Top of SUPPLIED DATA
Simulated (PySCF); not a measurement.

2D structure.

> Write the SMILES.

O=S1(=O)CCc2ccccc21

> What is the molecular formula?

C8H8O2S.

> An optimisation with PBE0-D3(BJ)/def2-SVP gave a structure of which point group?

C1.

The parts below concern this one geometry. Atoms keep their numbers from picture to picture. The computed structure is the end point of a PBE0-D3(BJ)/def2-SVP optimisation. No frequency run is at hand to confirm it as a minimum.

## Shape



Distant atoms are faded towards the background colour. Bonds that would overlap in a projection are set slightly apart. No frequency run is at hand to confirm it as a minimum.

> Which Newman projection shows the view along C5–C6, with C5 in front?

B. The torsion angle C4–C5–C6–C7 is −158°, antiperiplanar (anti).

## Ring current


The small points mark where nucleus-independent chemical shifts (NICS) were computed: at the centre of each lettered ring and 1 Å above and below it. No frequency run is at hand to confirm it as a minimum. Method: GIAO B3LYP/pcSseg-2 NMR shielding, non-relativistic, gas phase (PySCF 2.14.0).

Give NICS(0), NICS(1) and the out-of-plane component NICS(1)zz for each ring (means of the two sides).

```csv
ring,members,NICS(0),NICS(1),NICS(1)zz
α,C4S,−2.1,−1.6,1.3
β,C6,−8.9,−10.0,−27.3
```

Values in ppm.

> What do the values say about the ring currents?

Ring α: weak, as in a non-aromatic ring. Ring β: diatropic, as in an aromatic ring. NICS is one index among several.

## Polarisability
Bottom of SUPPLIED DATA

TASK ITEM = Everything in the records should be written out again exactly.

SOLUTION =
Simulated (PySCF); not a measurement.

2D structure.

> Write the SMILES.

O=S1(=O)CCc2ccccc21

> What is the molecular formula?

C8H8O2S.

> An optimisation with PBE0-D3(BJ)/def2-SVP gave a structure of which point group?

C1.

The parts below concern this one geometry. Atoms keep their numbers from picture to picture. The computed structure is the end point of a PBE0-D3(BJ)/def2-SVP optimisation. No frequency run is at hand to confirm it as a minimum.

## Shape



Distant atoms are faded towards the background colour. Bonds that would overlap in a projection are set slightly apart. No frequency run is at hand to confirm it as a minimum.

> Which Newman projection shows the view along C5–C6, with C5 in front?

B. The torsion angle C4–C5–C6–C7 is −158°, antiperiplanar (anti).

## Ring current


The small points mark where nucleus-independent chemical shifts (NICS) were computed: at the centre of each lettered ring and 1 Å above and below it. No frequency run is at hand to confirm it as a minimum. Method: GIAO B3LYP/pcSseg-2 NMR shielding, non-relativistic, gas phase (PySCF 2.14.0).

Give NICS(0), NICS(1) and the out-of-plane component NICS(1)zz for each ring (means of the two sides).

```csv
ring,members,NICS(0),NICS(1),NICS(1)zz
α,C4S,−2.1,−1.6,1.3
β,C6,−8.9,−10.0,−27.3
```

Values in ppm.

> What do the values say about the ring currents?

Ring α: weak, as in a non-aromatic ring. Ring β: diatropic, as in an aromatic ring. NICS is one index among several.

## Polarisability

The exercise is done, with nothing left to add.